Dataset content:
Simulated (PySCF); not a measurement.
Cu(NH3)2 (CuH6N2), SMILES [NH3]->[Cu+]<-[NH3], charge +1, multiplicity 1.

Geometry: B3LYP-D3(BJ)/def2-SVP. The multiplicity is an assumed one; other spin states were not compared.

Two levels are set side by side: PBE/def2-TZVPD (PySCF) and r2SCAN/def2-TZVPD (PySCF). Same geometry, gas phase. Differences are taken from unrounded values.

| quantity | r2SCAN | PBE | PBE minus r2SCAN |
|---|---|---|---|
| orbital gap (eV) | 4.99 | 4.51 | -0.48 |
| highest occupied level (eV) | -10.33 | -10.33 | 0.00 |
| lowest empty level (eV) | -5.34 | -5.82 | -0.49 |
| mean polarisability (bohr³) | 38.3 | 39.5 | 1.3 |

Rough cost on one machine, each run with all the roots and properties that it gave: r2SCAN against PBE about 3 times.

Work request:
Please return every line from the first one in the records above down to the line containing "39.5 | 1.3 |", including both, exactly as written and nothing more.

Exercise result:
Simulated (PySCF); not a measurement.
Cu(NH3)2 (CuH6N2), SMILES [NH3]->[Cu+]<-[NH3], charge +1, multiplicity 1.

Geometry: B3LYP-D3(BJ)/def2-SVP. The multiplicity is an assumed one; other spin states were not compared.

Two levels are set side by side: PBE/def2-TZVPD (PySCF) and r2SCAN/def2-TZVPD (PySCF). Same geometry, gas phase. Differences are taken from unrounded values.

| quantity | r2SCAN | PBE | PBE minus r2SCAN |
|---|---|---|---|
| orbital gap (eV) | 4.99 | 4.51 | -0.48 |
| highest occupied level (eV) | -10.33 | -10.33 | 0.00 |
| lowest empty level (eV) | -5.34 | -5.82 | -0.49 |
| mean polarisability (bohr³) | 38.3 | 39.5 | 1.3 |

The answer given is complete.